**Extracted material**
* * * *
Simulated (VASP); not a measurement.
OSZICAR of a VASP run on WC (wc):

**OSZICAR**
* * * *

**Work order**
Exact reproduction of every entry is needed.

**Written reply**
Simulated (VASP); not a measurement.
OSZICAR of a VASP run on WC (wc):

**OSZICAR**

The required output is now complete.